☆ ☆ ☆ ☆

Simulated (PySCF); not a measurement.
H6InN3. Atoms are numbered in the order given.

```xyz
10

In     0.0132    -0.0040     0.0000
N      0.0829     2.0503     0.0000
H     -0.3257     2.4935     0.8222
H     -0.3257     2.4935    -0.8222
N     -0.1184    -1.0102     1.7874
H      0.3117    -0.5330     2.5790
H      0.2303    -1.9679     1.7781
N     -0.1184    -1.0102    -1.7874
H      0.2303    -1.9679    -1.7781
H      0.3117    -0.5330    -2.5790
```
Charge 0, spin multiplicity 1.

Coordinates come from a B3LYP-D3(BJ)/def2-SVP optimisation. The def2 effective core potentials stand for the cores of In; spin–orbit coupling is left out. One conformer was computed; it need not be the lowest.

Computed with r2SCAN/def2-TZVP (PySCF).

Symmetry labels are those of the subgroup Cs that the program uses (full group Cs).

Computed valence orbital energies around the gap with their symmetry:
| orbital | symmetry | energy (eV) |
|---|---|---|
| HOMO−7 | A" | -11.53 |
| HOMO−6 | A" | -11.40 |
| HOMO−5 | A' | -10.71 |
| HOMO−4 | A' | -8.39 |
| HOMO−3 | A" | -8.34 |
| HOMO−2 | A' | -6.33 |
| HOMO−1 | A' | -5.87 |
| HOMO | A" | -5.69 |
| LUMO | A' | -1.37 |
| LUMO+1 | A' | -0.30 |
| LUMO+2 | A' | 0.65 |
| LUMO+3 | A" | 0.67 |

☆ ☆ ☆ ☆

REQUIREMENT: Print the entries above exactly as they were written, down to the last line.

RESPONSE BOX:
Simulated (PySCF); not a measurement.
H6InN3. Atoms are numbered in the order given.

```xyz
10

In     0.0132    -0.0040     0.0000
N      0.0829     2.0503     0.0000
H     -0.3257     2.4935     0.8222
H     -0.3257     2.4935    -0.8222
N     -0.1184    -1.0102     1.7874
H      0.3117    -0.5330     2.5790
H      0.2303    -1.9679     1.7781
N     -0.1184    -1.0102    -1.7874
H      0.2303    -1.9679    -1.7781
H      0.3117    -0.5330    -2.5790
```
Charge 0, spin multiplicity 1.

Coordinates come from a B3LYP-D3(BJ)/def2-SVP optimisation. The def2 effective core potentials stand for the cores of In; spin–orbit coupling is left out. One conformer was computed; it need not be the lowest.

Computed with r2SCAN/def2-TZVP (PySCF).

Symmetry labels are those of the subgroup Cs that the program uses (full group Cs).

Computed valence orbital energies around the gap with their symmetry:
| orbital | symmetry | energy (eV) |
|---|---|---|
| HOMO−7 | A" | -11.53 |
| HOMO−6 | A" | -11.40 |
| HOMO−5 | A' | -10.71 |
| HOMO−4 | A' | -8.39 |
| HOMO−3 | A" | -8.34 |
| HOMO−2 | A' | -6.33 |
| HOMO−1 | A' | -5.87 |
| HOMO | A" | -5.69 |
| LUMO | A' | -1.37 |
| LUMO+1 | A' | -0.30 |
| LUMO+2 | A' | 0.65 |
| LUMO+3 | A" | 0.67 |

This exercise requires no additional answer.